[Assigned task]
Transcribe exactly each line of the entries, from the opening line to the line with "(a) 1.3; (b) 1.1.", with both of those lines included.

[Extracted material]
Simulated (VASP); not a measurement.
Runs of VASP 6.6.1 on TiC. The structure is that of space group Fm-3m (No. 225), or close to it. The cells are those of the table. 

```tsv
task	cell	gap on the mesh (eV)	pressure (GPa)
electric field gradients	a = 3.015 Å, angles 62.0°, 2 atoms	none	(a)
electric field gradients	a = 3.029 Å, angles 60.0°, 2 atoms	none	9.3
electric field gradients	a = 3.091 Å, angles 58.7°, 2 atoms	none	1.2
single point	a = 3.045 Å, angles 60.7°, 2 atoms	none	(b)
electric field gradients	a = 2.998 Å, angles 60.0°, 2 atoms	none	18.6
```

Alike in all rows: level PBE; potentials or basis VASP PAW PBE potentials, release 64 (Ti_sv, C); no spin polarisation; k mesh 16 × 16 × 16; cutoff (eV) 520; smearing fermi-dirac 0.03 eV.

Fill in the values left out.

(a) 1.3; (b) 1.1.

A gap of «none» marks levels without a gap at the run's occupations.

[Task result]
Simulated (VASP); not a measurement.
Runs of VASP 6.6.1 on TiC. The structure is that of space group Fm-3m (No. 225), or close to it. The cells are those of the table. 

```tsv
task	cell	gap on the mesh (eV)	pressure (GPa)
electric field gradients	a = 3.015 Å, angles 62.0°, 2 atoms	none	(a)
electric field gradients	a = 3.029 Å, angles 60.0°, 2 atoms	none	9.3
electric field gradients	a = 3.091 Å, angles 58.7°, 2 atoms	none	1.2
single point	a = 3.045 Å, angles 60.7°, 2 atoms	none	(b)
electric field gradients	a = 2.998 Å, angles 60.0°, 2 atoms	none	18.6
```

Alike in all rows: level PBE; potentials or basis VASP PAW PBE potentials, release 64 (Ti_sv, C); no spin polarisation; k mesh 16 × 16 × 16; cutoff (eV) 520; smearing fermi-dirac 0.03 eV.

Fill in the values left out.

(a) 1.3; (b) 1.1.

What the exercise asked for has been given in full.